● ● ●
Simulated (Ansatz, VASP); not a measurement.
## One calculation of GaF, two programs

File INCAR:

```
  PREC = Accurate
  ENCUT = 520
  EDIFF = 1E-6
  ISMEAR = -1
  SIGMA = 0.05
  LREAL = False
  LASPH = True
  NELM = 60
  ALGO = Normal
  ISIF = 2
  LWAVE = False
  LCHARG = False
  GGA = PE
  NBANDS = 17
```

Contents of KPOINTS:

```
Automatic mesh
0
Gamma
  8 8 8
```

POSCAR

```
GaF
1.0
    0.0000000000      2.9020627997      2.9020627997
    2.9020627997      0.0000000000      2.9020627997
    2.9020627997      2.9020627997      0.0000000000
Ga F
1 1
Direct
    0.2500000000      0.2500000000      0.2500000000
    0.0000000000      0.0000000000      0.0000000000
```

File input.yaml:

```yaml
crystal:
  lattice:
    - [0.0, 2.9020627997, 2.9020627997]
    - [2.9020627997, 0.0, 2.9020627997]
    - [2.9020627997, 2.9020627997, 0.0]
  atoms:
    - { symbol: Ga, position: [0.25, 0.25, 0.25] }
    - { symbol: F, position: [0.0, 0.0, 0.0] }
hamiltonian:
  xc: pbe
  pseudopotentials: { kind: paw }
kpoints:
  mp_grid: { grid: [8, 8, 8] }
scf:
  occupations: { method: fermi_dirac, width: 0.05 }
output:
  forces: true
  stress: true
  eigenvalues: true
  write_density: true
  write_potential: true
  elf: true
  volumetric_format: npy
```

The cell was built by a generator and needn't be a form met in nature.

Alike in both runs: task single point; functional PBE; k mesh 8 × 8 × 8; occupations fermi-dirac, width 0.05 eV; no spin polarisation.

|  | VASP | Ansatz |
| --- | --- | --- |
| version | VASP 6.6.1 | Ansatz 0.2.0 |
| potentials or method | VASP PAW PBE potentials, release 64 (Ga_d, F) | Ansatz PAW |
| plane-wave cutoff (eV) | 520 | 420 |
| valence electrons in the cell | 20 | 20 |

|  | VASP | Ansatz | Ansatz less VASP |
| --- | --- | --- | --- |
● ● ●

- **Work request**: Transcribe the records above exactly, from the opening line down to and including the line with "Alike in both".

- **Written solution**:
Simulated (Ansatz, VASP); not a measurement.
## One calculation of GaF, two programs

File INCAR:

```
  PREC = Accurate
  ENCUT = 520
  EDIFF = 1E-6
  ISMEAR = -1
  SIGMA = 0.05
  LREAL = False
  LASPH = True
  NELM = 60
  ALGO = Normal
  ISIF = 2
  LWAVE = False
  LCHARG = False
  GGA = PE
  NBANDS = 17
```

Contents of KPOINTS:

```
Automatic mesh
0
Gamma
  8 8 8
```

POSCAR

```
GaF
1.0
    0.0000000000      2.9020627997      2.9020627997
    2.9020627997      0.0000000000      2.9020627997
    2.9020627997      2.9020627997      0.0000000000
Ga F
1 1
Direct
    0.2500000000      0.2500000000      0.2500000000
    0.0000000000      0.0000000000      0.0000000000
```

File input.yaml:

```yaml
crystal:
  lattice:
    - [0.0, 2.9020627997, 2.9020627997]
    - [2.9020627997, 0.0, 2.9020627997]
    - [2.9020627997, 2.9020627997, 0.0]
  atoms:
    - { symbol: Ga, position: [0.25, 0.25, 0.25] }
    - { symbol: F, position: [0.0, 0.0, 0.0] }
hamiltonian:
  xc: pbe
  pseudopotentials: { kind: paw }
kpoints:
  mp_grid: { grid: [8, 8, 8] }
scf:
  occupations: { method: fermi_dirac, width: 0.05 }
output:
  forces: true
  stress: true
  eigenvalues: true
  write_density: true
  write_potential: true
  elf: true
  volumetric_format: npy
```

The cell was built by a generator and needn't be a form met in nature.

Alike in both runs: task single point; functional PBE; k mesh 8 × 8 × 8; occupations fermi-dirac, width 0.05 eV; no spin polarisation.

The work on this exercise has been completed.